WORK REQUEST -> Please transcribe the listing below with every word intact.

PROVIDED INFORMATION ->
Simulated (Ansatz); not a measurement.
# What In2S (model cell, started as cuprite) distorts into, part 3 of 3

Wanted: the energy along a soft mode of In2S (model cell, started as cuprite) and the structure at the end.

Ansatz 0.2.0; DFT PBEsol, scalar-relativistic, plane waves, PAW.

RESULT ->
Simulated (Ansatz); not a measurement.
# What In2S (model cell, started as cuprite) distorts into, part 3 of 3

Wanted: the energy along a soft mode of In2S (model cell, started as cuprite) and the structure at the end.

Ansatz 0.2.0; DFT PBEsol, scalar-relativistic, plane waves, PAW.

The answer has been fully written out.